Entries supplied:
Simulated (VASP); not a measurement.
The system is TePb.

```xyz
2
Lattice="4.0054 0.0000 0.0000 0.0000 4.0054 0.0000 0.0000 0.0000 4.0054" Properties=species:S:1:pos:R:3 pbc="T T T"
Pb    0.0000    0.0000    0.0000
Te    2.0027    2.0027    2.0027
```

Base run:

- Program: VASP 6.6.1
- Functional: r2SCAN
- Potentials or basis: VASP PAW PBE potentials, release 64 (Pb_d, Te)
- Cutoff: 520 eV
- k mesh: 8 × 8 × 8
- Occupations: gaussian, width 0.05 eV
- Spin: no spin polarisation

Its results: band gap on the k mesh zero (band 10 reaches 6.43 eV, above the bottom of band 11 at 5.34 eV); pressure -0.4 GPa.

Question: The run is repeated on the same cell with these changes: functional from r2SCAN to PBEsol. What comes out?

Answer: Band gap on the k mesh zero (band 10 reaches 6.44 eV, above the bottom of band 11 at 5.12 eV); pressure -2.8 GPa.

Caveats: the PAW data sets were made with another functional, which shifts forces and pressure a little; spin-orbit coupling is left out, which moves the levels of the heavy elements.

Work item:
There is a run of lines above from the one with "- k mesh: 8 × 8 × 8" to the one with "Answer: Band gap"; print exactly that run, both ends included, and nothing else.

Task result:
- k mesh: 8 × 8 × 8
- Occupations: gaussian, width 0.05 eV
- Spin: no spin polarisation

Its results: band gap on the k mesh zero (band 10 reaches 6.43 eV, above the bottom of band 11 at 5.34 eV); pressure -0.4 GPa.

Question: The run is repeated on the same cell with these changes: functional from r2SCAN to PBEsol. What comes out?

Answer: Band gap on the k mesh zero (band 10 reaches 6.44 eV, above the bottom of band 11 at 5.12 eV); pressure -2.8 GPa.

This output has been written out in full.